Dataset extract ->
• • • • • • •
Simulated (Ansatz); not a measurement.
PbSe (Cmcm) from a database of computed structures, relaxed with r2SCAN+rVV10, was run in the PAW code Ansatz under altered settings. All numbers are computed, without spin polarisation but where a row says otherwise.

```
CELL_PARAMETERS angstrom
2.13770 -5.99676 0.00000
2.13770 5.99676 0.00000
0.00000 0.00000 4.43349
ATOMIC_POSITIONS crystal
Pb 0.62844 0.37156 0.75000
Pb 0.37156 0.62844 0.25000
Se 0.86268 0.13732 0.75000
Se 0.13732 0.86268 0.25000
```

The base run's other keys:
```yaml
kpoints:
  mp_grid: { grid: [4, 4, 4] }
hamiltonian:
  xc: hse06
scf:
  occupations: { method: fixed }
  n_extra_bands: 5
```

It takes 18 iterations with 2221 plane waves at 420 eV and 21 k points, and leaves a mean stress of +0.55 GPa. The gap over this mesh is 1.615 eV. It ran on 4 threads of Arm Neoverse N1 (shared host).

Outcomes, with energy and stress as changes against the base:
• • • • • • •

Copy out the whole listing, word for word.

Answer space ->
Simulated (Ansatz); not a measurement.
PbSe (Cmcm) from a database of computed structures, relaxed with r2SCAN+rVV10, was run in the PAW code Ansatz under altered settings. All numbers are computed, without spin polarisation but where a row says otherwise.

```
CELL_PARAMETERS angstrom
2.13770 -5.99676 0.00000
2.13770 5.99676 0.00000
0.00000 0.00000 4.43349
ATOMIC_POSITIONS crystal
Pb 0.62844 0.37156 0.75000
Pb 0.37156 0.62844 0.25000
Se 0.86268 0.13732 0.75000
Se 0.13732 0.86268 0.25000
```

The base run's other keys:
```yaml
kpoints:
  mp_grid: { grid: [4, 4, 4] }
hamiltonian:
  xc: hse06
scf:
  occupations: { method: fixed }
  n_extra_bands: 5
```

It takes 18 iterations with 2221 plane waves at 420 eV and 21 k points, and leaves a mean stress of +0.55 GPa. The gap over this mesh is 1.615 eV. It ran on 4 threads of Arm Neoverse N1 (shared host).

Outcomes, with energy and stress as changes against the base:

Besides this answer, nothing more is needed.